### WORK REQUEST
Provide an exact copy of the lines from the beginning of the records through the line that includes "(1) -0.1 GPa.", and of no others.

### DATA SUPPLIED
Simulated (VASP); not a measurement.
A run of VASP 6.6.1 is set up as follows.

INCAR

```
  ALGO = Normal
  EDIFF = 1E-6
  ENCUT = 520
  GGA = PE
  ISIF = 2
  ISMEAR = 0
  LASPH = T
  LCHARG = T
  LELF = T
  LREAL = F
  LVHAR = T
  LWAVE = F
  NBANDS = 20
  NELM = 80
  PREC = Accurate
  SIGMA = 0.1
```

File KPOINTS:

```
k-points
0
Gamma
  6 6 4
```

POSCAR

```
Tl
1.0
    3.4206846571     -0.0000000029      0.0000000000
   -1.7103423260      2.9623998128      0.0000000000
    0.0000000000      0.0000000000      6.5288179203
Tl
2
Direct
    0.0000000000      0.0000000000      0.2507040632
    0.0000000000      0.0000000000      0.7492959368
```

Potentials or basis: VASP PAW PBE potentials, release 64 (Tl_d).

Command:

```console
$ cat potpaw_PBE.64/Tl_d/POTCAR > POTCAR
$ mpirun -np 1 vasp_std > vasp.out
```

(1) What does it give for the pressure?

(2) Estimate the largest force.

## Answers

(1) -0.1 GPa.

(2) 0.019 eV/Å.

### EXERCISE RESULT
Simulated (VASP); not a measurement.
A run of VASP 6.6.1 is set up as follows.

INCAR

```
  ALGO = Normal
  EDIFF = 1E-6
  ENCUT = 520
  GGA = PE
  ISIF = 2
  ISMEAR = 0
  LASPH = T
  LCHARG = T
  LELF = T
  LREAL = F
  LVHAR = T
  LWAVE = F
  NBANDS = 20
  NELM = 80
  PREC = Accurate
  SIGMA = 0.1
```

File KPOINTS:

```
k-points
0
Gamma
  6 6 4
```

POSCAR

```
Tl
1.0
    3.4206846571     -0.0000000029      0.0000000000
   -1.7103423260      2.9623998128      0.0000000000
    0.0000000000      0.0000000000      6.5288179203
Tl
2
Direct
    0.0000000000      0.0000000000      0.2507040632
    0.0000000000      0.0000000000      0.7492959368
```

Potentials or basis: VASP PAW PBE potentials, release 64 (Tl_d).

Command:

```console
$ cat potpaw_PBE.64/Tl_d/POTCAR > POTCAR
$ mpirun -np 1 vasp_std > vasp.out
```

(1) What does it give for the pressure?

(2) Estimate the largest force.

## Answers

(1) -0.1 GPa.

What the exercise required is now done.